- [Work request] Please return the lines below verbatim, beginning at the one that has "(2) Fit the" and stopping after the one that has "(1) The normal", and add no other lines.

- [Data to examine]
=-=-=

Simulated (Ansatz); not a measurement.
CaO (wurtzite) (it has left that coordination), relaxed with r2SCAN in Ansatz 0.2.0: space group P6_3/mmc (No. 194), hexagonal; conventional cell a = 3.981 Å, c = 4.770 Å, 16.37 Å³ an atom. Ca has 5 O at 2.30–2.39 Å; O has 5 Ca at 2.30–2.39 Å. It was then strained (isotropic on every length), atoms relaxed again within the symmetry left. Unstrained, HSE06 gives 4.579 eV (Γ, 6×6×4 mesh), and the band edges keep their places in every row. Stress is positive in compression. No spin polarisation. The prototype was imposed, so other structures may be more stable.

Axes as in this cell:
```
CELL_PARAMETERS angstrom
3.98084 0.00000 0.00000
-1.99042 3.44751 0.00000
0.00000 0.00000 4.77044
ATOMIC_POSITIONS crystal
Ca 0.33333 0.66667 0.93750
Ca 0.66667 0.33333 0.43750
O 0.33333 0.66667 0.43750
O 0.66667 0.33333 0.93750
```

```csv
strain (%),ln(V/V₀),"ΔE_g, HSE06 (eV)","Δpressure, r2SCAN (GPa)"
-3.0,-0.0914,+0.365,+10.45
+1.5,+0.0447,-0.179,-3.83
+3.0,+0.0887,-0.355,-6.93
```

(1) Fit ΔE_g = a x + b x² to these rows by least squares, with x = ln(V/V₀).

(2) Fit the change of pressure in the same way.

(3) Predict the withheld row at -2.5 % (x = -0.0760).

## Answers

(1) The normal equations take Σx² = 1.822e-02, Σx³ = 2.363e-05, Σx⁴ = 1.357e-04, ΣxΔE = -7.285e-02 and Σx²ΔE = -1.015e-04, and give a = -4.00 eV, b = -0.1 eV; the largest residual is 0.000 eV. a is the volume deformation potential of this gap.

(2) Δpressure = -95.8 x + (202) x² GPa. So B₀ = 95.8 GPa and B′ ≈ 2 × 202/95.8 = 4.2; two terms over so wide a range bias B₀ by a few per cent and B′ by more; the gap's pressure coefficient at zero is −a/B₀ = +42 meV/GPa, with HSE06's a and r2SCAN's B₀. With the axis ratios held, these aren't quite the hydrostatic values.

=-=-=

- [Task solution]
(2) Fit the change of pressure in the same way.

(3) Predict the withheld row at -2.5 % (x = -0.0760).

## Answers

(1) The normal equations take Σx² = 1.822e-02, Σx³ = 2.363e-05, Σx⁴ = 1.357e-04, ΣxΔE = -7.285e-02 and Σx²ΔE = -1.015e-04, and give a = -4.00 eV, b = -0.1 eV; the largest residual is 0.000 eV. a is the volume deformation potential of this gap.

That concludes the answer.